- Requirement:
In full and word for word, print the data below.

- Listed entries:
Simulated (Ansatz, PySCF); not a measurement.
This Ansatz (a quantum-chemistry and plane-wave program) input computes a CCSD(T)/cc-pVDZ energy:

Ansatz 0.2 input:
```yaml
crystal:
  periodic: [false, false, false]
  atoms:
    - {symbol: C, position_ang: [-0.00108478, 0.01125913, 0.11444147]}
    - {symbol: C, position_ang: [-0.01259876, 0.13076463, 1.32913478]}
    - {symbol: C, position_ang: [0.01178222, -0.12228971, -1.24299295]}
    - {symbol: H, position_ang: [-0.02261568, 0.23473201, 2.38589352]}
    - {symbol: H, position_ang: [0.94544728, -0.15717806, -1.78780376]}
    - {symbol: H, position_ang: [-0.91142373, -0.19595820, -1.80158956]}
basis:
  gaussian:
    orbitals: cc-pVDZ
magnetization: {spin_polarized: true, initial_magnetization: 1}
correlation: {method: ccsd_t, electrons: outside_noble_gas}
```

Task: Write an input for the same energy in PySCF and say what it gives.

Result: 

- Problem solution:
Simulated (Ansatz, PySCF); not a measurement.
This Ansatz (a quantum-chemistry and plane-wave program) input computes a CCSD(T)/cc-pVDZ energy:

Ansatz 0.2 input:
```yaml
crystal:
  periodic: [false, false, false]
  atoms:
    - {symbol: C, position_ang: [-0.00108478, 0.01125913, 0.11444147]}
    - {symbol: C, position_ang: [-0.01259876, 0.13076463, 1.32913478]}
    - {symbol: C, position_ang: [0.01178222, -0.12228971, -1.24299295]}
    - {symbol: H, position_ang: [-0.02261568, 0.23473201, 2.38589352]}
    - {symbol: H, position_ang: [0.94544728, -0.15717806, -1.78780376]}
    - {symbol: H, position_ang: [-0.91142373, -0.19595820, -1.80158956]}
basis:
  gaussian:
    orbitals: cc-pVDZ
magnetization: {spin_polarized: true, initial_magnetization: 1}
correlation: {method: ccsd_t, electrons: outside_noble_gas}
```

Task: Write an input for the same energy in PySCF and say what it gives.

Result: 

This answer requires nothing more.